# Required action
Below are some entries; write out each one of them exactly.

# Supplied records
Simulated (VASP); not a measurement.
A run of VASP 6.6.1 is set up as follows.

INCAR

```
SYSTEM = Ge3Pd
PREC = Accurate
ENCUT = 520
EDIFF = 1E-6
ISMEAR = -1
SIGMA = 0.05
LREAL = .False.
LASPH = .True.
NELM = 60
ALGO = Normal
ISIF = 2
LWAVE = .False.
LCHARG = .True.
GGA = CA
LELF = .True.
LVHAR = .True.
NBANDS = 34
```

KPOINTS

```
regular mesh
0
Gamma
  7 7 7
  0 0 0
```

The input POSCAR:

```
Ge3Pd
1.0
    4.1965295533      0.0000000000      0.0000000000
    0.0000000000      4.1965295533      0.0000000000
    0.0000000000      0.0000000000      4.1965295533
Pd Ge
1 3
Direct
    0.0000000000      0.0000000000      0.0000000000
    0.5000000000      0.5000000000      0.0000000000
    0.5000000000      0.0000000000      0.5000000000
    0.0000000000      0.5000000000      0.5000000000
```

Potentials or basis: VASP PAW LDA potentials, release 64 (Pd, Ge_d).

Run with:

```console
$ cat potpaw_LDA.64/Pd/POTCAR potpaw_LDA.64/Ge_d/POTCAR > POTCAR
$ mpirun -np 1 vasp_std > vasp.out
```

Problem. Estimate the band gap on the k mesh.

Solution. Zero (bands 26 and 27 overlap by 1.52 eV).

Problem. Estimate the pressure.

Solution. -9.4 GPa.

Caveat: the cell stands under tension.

# Task answer
Simulated (VASP); not a measurement.
A run of VASP 6.6.1 is set up as follows.

INCAR

```
SYSTEM = Ge3Pd
PREC = Accurate
ENCUT = 520
EDIFF = 1E-6
ISMEAR = -1
SIGMA = 0.05
LREAL = .False.
LASPH = .True.
NELM = 60
ALGO = Normal
ISIF = 2
LWAVE = .False.
LCHARG = .True.
GGA = CA
LELF = .True.
LVHAR = .True.
NBANDS = 34
```

KPOINTS

```
regular mesh
0
Gamma
  7 7 7
  0 0 0
```

The input POSCAR:

```
Ge3Pd
1.0
    4.1965295533      0.0000000000      0.0000000000
    0.0000000000      4.1965295533      0.0000000000
    0.0000000000      0.0000000000      4.1965295533
Pd Ge
1 3
Direct
    0.0000000000      0.0000000000      0.0000000000
    0.5000000000      0.5000000000      0.0000000000
    0.5000000000      0.0000000000      0.5000000000
    0.0000000000      0.5000000000      0.5000000000
```

Potentials or basis: VASP PAW LDA potentials, release 64 (Pd, Ge_d).

Run with:

```console
$ cat potpaw_LDA.64/Pd/POTCAR potpaw_LDA.64/Ge_d/POTCAR > POTCAR
$ mpirun -np 1 vasp_std > vasp.out
```

Problem. Estimate the band gap on the k mesh.

Solution. Zero (bands 26 and 27 overlap by 1.52 eV).

Problem. Estimate the pressure.

Solution. -9.4 GPa.

Caveat: the cell stands under tension.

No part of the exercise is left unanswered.